**Supplied records**
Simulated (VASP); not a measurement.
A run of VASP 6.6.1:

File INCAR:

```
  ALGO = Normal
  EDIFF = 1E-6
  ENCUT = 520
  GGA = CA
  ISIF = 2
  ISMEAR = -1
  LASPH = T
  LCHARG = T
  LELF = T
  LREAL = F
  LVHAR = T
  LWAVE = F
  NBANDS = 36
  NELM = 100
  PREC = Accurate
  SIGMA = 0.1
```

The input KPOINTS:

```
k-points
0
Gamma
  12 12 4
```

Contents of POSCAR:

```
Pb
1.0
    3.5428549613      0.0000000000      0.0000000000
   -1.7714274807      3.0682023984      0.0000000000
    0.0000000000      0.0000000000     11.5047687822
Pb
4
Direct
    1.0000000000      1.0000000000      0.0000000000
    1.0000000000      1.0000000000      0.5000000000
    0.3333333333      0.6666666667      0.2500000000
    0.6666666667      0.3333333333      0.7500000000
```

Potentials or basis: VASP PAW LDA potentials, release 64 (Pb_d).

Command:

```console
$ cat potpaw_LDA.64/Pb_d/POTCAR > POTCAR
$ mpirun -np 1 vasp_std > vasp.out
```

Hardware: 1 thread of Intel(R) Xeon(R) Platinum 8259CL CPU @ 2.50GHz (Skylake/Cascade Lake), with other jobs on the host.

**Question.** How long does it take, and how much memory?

**Action item**
Nothing in the material may be left out; write it all out verbatim.

**Response area**
Simulated (VASP); not a measurement.
A run of VASP 6.6.1:

File INCAR:

```
  ALGO = Normal
  EDIFF = 1E-6
  ENCUT = 520
  GGA = CA
  ISIF = 2
  ISMEAR = -1
  LASPH = T
  LCHARG = T
  LELF = T
  LREAL = F
  LVHAR = T
  LWAVE = F
  NBANDS = 36
  NELM = 100
  PREC = Accurate
  SIGMA = 0.1
```

The input KPOINTS:

```
k-points
0
Gamma
  12 12 4
```

Contents of POSCAR:

```
Pb
1.0
    3.5428549613      0.0000000000      0.0000000000
   -1.7714274807      3.0682023984      0.0000000000
    0.0000000000      0.0000000000     11.5047687822
Pb
4
Direct
    1.0000000000      1.0000000000      0.0000000000
    1.0000000000      1.0000000000      0.5000000000
    0.3333333333      0.6666666667      0.2500000000
    0.6666666667      0.3333333333      0.7500000000
```

Potentials or basis: VASP PAW LDA potentials, release 64 (Pb_d).

Command:

```console
$ cat potpaw_LDA.64/Pb_d/POTCAR > POTCAR
$ mpirun -np 1 vasp_std > vasp.out
```

Hardware: 1 thread of Intel(R) Xeon(R) Platinum 8259CL CPU @ 2.50GHz (Skylake/Cascade Lake), with other jobs on the host.

**Question.** How long does it take, and how much memory?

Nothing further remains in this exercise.